* **RECORDED DATA**:
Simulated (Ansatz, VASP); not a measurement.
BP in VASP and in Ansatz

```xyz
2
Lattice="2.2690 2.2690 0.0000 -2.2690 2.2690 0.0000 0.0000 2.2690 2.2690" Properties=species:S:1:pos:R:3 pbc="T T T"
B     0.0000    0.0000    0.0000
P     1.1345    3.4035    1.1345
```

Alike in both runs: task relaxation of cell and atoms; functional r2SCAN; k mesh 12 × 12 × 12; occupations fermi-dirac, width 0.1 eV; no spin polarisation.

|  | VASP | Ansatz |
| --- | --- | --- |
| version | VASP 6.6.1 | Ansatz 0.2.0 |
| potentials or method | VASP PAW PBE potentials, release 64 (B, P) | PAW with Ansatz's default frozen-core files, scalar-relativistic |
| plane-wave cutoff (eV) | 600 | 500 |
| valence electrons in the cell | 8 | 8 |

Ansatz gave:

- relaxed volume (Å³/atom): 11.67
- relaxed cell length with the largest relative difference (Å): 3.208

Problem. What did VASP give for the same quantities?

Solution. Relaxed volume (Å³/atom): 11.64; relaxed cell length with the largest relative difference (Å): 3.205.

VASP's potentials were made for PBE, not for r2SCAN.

* **REQUIRED ACTION**:
Your response should be the lines above from the first to the one containing "600 | 500 |", inclusive, each given exactly.

* **EXERCISE ANSWER**:
Simulated (Ansatz, VASP); not a measurement.
BP in VASP and in Ansatz

```xyz
2
Lattice="2.2690 2.2690 0.0000 -2.2690 2.2690 0.0000 0.0000 2.2690 2.2690" Properties=species:S:1:pos:R:3 pbc="T T T"
B     0.0000    0.0000    0.0000
P     1.1345    3.4035    1.1345
```

Alike in both runs: task relaxation of cell and atoms; functional r2SCAN; k mesh 12 × 12 × 12; occupations fermi-dirac, width 0.1 eV; no spin polarisation.

|  | VASP | Ansatz |
| --- | --- | --- |
| version | VASP 6.6.1 | Ansatz 0.2.0 |
| potentials or method | VASP PAW PBE potentials, release 64 (B, P) | PAW with Ansatz's default frozen-core files, scalar-relativistic |
| plane-wave cutoff (eV) | 600 | 500 |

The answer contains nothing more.